(Assignment): When you reach the line with "Caveats: spin-orbit coupling" in the data below, begin printing lines exactly, and stop once the line with "A k mesh can" has been printed.

((

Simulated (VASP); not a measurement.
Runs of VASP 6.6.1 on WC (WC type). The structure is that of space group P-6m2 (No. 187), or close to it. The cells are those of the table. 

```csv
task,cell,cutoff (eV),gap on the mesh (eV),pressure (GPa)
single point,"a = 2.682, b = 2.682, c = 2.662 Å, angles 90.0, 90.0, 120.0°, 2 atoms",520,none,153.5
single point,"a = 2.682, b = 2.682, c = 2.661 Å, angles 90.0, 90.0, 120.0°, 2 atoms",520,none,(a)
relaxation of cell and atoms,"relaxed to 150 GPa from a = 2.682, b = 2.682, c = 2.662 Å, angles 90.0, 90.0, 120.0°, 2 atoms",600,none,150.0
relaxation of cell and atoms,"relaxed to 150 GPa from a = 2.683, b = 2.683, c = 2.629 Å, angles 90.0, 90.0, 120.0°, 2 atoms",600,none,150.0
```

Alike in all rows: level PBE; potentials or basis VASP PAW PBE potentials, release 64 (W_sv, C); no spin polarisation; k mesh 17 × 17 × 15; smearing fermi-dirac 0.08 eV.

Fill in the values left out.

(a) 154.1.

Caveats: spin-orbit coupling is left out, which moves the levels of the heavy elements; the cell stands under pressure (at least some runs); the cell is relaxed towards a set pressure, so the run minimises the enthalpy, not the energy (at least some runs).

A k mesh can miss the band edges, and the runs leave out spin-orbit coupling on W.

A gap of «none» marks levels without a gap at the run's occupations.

))

(Task result):
Caveats: spin-orbit coupling is left out, which moves the levels of the heavy elements; the cell stands under pressure (at least some runs); the cell is relaxed towards a set pressure, so the run minimises the enthalpy, not the energy (at least some runs).

A k mesh can miss the band edges, and the runs leave out spin-orbit coupling on W.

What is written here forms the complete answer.